**WORK REQUEST:** So that nothing is lost, write out all the lines below exactly.

BEGIN DATA LISTING
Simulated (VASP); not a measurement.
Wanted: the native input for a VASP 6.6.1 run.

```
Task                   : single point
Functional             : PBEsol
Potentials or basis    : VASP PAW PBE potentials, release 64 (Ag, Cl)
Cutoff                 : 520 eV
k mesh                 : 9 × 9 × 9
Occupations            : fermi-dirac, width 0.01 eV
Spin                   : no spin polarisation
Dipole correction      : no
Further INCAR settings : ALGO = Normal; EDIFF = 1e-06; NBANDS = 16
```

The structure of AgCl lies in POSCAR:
END DATA LISTING

**EXPECTED ANSWER:**
Simulated (VASP); not a measurement.
Wanted: the native input for a VASP 6.6.1 run.

```
Task                   : single point
Functional             : PBEsol
Potentials or basis    : VASP PAW PBE potentials, release 64 (Ag, Cl)
Cutoff                 : 520 eV
k mesh                 : 9 × 9 × 9
Occupations            : fermi-dirac, width 0.01 eV
Spin                   : no spin polarisation
Dipole correction      : no
Further INCAR settings : ALGO = Normal; EDIFF = 1e-06; NBANDS = 16
```

The structure of AgCl lies in POSCAR:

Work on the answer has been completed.